▸ ACTION ITEM: Write out the data below exactly, beginning with the first line and ending once the line that has "spin polarisation |" is written.

▸ DATASET:
-- Opening Marker --
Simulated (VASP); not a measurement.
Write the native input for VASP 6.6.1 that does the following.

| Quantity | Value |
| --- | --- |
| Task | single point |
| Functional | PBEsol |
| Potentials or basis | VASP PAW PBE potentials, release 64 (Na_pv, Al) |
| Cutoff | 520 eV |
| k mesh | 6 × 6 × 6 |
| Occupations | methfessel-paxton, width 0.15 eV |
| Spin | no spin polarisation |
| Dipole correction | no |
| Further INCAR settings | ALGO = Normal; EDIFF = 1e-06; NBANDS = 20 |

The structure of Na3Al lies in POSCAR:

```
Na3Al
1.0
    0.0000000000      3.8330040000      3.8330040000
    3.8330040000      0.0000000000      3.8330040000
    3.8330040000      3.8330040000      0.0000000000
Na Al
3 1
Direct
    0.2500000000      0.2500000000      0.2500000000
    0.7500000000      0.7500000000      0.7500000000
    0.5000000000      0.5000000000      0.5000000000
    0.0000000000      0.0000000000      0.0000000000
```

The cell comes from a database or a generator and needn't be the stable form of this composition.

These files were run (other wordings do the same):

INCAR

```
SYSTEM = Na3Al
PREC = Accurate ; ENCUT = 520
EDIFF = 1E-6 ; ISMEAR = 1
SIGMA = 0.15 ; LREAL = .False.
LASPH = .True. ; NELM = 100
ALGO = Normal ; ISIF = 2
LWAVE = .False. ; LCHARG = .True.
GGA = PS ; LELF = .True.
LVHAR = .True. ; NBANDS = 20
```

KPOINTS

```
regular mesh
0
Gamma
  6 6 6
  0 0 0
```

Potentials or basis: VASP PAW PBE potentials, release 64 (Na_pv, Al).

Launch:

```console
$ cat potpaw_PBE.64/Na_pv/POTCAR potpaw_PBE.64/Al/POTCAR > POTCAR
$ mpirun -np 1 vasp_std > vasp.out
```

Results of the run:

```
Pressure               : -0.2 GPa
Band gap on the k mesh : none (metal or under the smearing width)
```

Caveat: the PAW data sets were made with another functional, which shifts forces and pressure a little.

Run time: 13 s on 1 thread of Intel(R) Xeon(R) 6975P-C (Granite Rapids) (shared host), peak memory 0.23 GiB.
-- Closing Marker --

▸ REPLY:
Simulated (VASP); not a measurement.
Write the native input for VASP 6.6.1 that does the following.

| Quantity | Value |
| --- | --- |
| Task | single point |
| Functional | PBEsol |
| Potentials or basis | VASP PAW PBE potentials, release 64 (Na_pv, Al) |
| Cutoff | 520 eV |
| k mesh | 6 × 6 × 6 |
| Occupations | methfessel-paxton, width 0.15 eV |
| Spin | no spin polarisation |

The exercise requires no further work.